Action item: Exact copies of all the records below should be returned.

Information:
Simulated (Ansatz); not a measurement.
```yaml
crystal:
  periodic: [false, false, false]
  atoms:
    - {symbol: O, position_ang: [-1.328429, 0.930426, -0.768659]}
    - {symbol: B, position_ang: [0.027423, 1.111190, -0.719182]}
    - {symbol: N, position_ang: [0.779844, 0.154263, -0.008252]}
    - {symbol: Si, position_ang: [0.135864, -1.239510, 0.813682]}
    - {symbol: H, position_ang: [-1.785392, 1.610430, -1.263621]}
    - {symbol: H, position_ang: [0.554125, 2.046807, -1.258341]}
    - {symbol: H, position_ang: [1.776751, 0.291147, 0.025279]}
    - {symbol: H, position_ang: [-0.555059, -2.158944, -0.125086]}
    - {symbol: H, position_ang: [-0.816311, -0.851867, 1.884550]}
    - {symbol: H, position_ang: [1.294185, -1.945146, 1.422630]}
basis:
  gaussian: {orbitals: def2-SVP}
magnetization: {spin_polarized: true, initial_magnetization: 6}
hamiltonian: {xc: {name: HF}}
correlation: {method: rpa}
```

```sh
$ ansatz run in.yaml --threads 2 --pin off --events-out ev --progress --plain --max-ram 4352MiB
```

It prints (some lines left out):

Reply:
Simulated (Ansatz); not a measurement.
```yaml
crystal:
  periodic: [false, false, false]
  atoms:
    - {symbol: O, position_ang: [-1.328429, 0.930426, -0.768659]}
    - {symbol: B, position_ang: [0.027423, 1.111190, -0.719182]}
    - {symbol: N, position_ang: [0.779844, 0.154263, -0.008252]}
    - {symbol: Si, position_ang: [0.135864, -1.239510, 0.813682]}
    - {symbol: H, position_ang: [-1.785392, 1.610430, -1.263621]}
    - {symbol: H, position_ang: [0.554125, 2.046807, -1.258341]}
    - {symbol: H, position_ang: [1.776751, 0.291147, 0.025279]}
    - {symbol: H, position_ang: [-0.555059, -2.158944, -0.125086]}
    - {symbol: H, position_ang: [-0.816311, -0.851867, 1.884550]}
    - {symbol: H, position_ang: [1.294185, -1.945146, 1.422630]}
basis:
  gaussian: {orbitals: def2-SVP}
magnetization: {spin_polarized: true, initial_magnetization: 6}
hamiltonian: {xc: {name: HF}}
correlation: {method: rpa}
```

```sh
$ ansatz run in.yaml --threads 2 --pin off --events-out ev --progress --plain --max-ram 4352MiB
```

It prints (some lines left out):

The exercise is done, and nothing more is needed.